──────────────────────────────

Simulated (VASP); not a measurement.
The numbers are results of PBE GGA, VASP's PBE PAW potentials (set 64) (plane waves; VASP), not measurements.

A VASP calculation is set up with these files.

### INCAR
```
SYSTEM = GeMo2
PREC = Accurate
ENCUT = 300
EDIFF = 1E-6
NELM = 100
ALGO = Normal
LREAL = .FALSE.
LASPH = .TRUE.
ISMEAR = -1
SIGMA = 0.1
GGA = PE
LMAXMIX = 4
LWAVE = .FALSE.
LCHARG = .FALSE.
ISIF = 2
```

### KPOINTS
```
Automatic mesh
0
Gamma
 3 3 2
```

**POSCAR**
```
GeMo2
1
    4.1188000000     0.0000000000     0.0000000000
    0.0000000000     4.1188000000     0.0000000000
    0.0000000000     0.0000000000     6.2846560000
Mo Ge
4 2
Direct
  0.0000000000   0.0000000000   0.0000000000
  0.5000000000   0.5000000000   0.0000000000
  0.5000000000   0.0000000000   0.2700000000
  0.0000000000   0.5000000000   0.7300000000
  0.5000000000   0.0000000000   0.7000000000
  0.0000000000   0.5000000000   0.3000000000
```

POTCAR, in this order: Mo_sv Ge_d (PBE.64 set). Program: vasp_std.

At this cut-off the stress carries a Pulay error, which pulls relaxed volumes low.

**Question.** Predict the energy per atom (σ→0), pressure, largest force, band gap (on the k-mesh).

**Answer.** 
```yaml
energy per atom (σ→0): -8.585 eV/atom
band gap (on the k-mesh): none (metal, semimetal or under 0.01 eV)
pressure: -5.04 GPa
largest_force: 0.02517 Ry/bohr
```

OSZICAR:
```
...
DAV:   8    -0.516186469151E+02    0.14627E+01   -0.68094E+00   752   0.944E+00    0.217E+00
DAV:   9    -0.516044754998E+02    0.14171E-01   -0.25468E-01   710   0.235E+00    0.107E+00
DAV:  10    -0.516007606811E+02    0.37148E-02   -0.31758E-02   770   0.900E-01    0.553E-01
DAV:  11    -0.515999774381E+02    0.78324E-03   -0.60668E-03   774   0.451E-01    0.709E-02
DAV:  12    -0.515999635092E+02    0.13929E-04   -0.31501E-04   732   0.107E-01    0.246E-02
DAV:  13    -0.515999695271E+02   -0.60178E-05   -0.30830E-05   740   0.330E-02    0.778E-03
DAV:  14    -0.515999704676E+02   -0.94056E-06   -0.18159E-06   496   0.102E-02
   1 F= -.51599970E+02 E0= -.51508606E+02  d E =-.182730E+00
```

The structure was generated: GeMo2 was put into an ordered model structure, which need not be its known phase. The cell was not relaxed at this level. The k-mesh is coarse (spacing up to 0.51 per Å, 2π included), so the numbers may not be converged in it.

──────────────────────────────

**Work task**
In the listing above, transcribe exactly everything from the line containing "A VASP calculation" down to the line containing "POTCAR, in this", including both and nothing more.

**Reply**
A VASP calculation is set up with these files.

### INCAR
```
SYSTEM = GeMo2
PREC = Accurate
ENCUT = 300
EDIFF = 1E-6
NELM = 100
ALGO = Normal
LREAL = .FALSE.
LASPH = .TRUE.
ISMEAR = -1
SIGMA = 0.1
GGA = PE
LMAXMIX = 4
LWAVE = .FALSE.
LCHARG = .FALSE.
ISIF = 2
```

### KPOINTS
```
Automatic mesh
0
Gamma
 3 3 2
```

**POSCAR**
```
GeMo2
1
    4.1188000000     0.0000000000     0.0000000000
    0.0000000000     4.1188000000     0.0000000000
    0.0000000000     0.0000000000     6.2846560000
Mo Ge
4 2
Direct
  0.0000000000   0.0000000000   0.0000000000
  0.5000000000   0.5000000000   0.0000000000
  0.5000000000   0.0000000000   0.2700000000
  0.0000000000   0.5000000000   0.7300000000
  0.5000000000   0.0000000000   0.7000000000
  0.0000000000   0.5000000000   0.3000000000
```

POTCAR, in this order: Mo_sv Ge_d (PBE.64 set). Program: vasp_std.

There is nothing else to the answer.